• [EXERCISE]: Your task is to give the data again, exactly, with every line intact.

• [SOURCE MATERIAL]:
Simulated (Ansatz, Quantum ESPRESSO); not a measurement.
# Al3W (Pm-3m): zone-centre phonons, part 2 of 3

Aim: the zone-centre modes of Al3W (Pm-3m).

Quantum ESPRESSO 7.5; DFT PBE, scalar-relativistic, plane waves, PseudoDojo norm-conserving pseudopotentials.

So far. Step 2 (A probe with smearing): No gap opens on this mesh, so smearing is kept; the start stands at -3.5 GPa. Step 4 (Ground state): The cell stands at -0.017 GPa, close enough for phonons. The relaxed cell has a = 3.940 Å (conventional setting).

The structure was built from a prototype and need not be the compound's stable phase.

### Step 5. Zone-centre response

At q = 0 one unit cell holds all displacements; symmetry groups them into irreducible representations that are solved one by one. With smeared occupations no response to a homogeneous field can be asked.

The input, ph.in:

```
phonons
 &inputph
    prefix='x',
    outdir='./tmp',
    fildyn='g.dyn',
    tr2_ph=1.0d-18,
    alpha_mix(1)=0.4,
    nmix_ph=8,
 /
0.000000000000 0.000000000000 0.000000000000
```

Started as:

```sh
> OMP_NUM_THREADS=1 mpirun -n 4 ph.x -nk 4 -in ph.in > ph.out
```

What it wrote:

• [TASK ANSWER]:
Simulated (Ansatz, Quantum ESPRESSO); not a measurement.
# Al3W (Pm-3m): zone-centre phonons, part 2 of 3

Aim: the zone-centre modes of Al3W (Pm-3m).

Quantum ESPRESSO 7.5; DFT PBE, scalar-relativistic, plane waves, PseudoDojo norm-conserving pseudopotentials.

So far. Step 2 (A probe with smearing): No gap opens on this mesh, so smearing is kept; the start stands at -3.5 GPa. Step 4 (Ground state): The cell stands at -0.017 GPa, close enough for phonons. The relaxed cell has a = 3.940 Å (conventional setting).

The structure was built from a prototype and need not be the compound's stable phase.

### Step 5. Zone-centre response

At q = 0 one unit cell holds all displacements; symmetry groups them into irreducible representations that are solved one by one. With smeared occupations no response to a homogeneous field can be asked.

The input, ph.in:

```
phonons
 &inputph
    prefix='x',
    outdir='./tmp',
    fildyn='g.dyn',
    tr2_ph=1.0d-18,
    alpha_mix(1)=0.4,
    nmix_ph=8,
 /
0.000000000000 0.000000000000 0.000000000000
```

Started as:

```sh
> OMP_NUM_THREADS=1 mpirun -n 4 ph.x -nk 4 -in ph.in > ph.out
```

What it wrote:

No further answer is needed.